### Action item
Your answer should be a faithful copy of the entire listing.

### Source material
▬▬▬▬▬▬

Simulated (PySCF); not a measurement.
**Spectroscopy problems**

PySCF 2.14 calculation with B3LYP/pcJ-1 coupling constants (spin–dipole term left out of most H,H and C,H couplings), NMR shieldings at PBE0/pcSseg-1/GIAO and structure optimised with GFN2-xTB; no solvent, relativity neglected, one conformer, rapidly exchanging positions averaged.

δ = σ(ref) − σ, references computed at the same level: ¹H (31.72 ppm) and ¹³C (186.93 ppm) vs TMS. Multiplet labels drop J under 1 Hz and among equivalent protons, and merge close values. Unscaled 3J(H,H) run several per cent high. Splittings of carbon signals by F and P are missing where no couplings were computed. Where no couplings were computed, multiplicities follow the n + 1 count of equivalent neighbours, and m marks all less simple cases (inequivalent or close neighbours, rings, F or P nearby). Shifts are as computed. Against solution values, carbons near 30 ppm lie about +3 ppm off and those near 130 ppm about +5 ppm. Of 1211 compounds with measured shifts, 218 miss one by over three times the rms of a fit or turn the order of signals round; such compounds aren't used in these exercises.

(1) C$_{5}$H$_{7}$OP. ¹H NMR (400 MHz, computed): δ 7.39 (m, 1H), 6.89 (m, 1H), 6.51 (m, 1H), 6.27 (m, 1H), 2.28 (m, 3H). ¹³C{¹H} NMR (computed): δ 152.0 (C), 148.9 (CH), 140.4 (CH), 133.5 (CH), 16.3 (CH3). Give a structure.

▬▬▬▬▬▬

### Task output
Simulated (PySCF); not a measurement.
**Spectroscopy problems**

PySCF 2.14 calculation with B3LYP/pcJ-1 coupling constants (spin–dipole term left out of most H,H and C,H couplings), NMR shieldings at PBE0/pcSseg-1/GIAO and structure optimised with GFN2-xTB; no solvent, relativity neglected, one conformer, rapidly exchanging positions averaged.

δ = σ(ref) − σ, references computed at the same level: ¹H (31.72 ppm) and ¹³C (186.93 ppm) vs TMS. Multiplet labels drop J under 1 Hz and among equivalent protons, and merge close values. Unscaled 3J(H,H) run several per cent high. Splittings of carbon signals by F and P are missing where no couplings were computed. Where no couplings were computed, multiplicities follow the n + 1 count of equivalent neighbours, and m marks all less simple cases (inequivalent or close neighbours, rings, F or P nearby). Shifts are as computed. Against solution values, carbons near 30 ppm lie about +3 ppm off and those near 130 ppm about +5 ppm. Of 1211 compounds with measured shifts, 218 miss one by over three times the rms of a fit or turn the order of signals round; such compounds aren't used in these exercises.

(1) C$_{5}$H$_{7}$OP. ¹H NMR (400 MHz, computed): δ 7.39 (m, 1H), 6.89 (m, 1H), 6.51 (m, 1H), 6.27 (m, 1H), 2.28 (m, 3H). ¹³C{¹H} NMR (computed): δ 152.0 (C), 148.9 (CH), 140.4 (CH), 133.5 (CH), 16.3 (CH3). Give a structure.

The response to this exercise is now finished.